Top of GIVEN DATA
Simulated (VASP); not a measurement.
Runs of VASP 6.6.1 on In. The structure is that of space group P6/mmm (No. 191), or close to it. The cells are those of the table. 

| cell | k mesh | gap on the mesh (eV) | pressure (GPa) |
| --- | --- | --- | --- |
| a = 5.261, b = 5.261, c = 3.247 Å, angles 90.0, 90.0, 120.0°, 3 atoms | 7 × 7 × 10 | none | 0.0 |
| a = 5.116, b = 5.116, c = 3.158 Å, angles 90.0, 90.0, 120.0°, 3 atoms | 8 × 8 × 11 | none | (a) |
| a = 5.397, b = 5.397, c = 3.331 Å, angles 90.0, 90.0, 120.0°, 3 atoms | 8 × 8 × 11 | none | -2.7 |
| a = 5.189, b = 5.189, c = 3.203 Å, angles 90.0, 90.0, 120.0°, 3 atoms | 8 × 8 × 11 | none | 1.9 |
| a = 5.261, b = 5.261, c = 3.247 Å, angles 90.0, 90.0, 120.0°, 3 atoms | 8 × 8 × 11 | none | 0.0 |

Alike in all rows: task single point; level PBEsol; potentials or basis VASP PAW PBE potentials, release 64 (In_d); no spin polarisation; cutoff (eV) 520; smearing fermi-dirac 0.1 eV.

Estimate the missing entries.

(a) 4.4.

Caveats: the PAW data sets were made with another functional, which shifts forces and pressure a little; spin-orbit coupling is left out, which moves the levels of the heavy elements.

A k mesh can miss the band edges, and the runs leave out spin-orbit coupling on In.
Bottom of GIVEN DATA

All lines above between those holding "pressure (GPa) |" and "Caveats: the PAW", inclusive, must be set down unchanged, and no other line may be included.

| cell | k mesh | gap on the mesh (eV) | pressure (GPa) |
| --- | --- | --- | --- |
| a = 5.261, b = 5.261, c = 3.247 Å, angles 90.0, 90.0, 120.0°, 3 atoms | 7 × 7 × 10 | none | 0.0 |
| a = 5.116, b = 5.116, c = 3.158 Å, angles 90.0, 90.0, 120.0°, 3 atoms | 8 × 8 × 11 | none | (a) |
| a = 5.397, b = 5.397, c = 3.331 Å, angles 90.0, 90.0, 120.0°, 3 atoms | 8 × 8 × 11 | none | -2.7 |
| a = 5.189, b = 5.189, c = 3.203 Å, angles 90.0, 90.0, 120.0°, 3 atoms | 8 × 8 × 11 | none | 1.9 |
| a = 5.261, b = 5.261, c = 3.247 Å, angles 90.0, 90.0, 120.0°, 3 atoms | 8 × 8 × 11 | none | 0.0 |

Alike in all rows: task single point; level PBEsol; potentials or basis VASP PAW PBE potentials, release 64 (In_d); no spin polarisation; cutoff (eV) 520; smearing fermi-dirac 0.1 eV.

Estimate the missing entries.

(a) 4.4.

Caveats: the PAW data sets were made with another functional, which shifts forces and pressure a little; spin-orbit coupling is left out, which moves the levels of the heavy elements.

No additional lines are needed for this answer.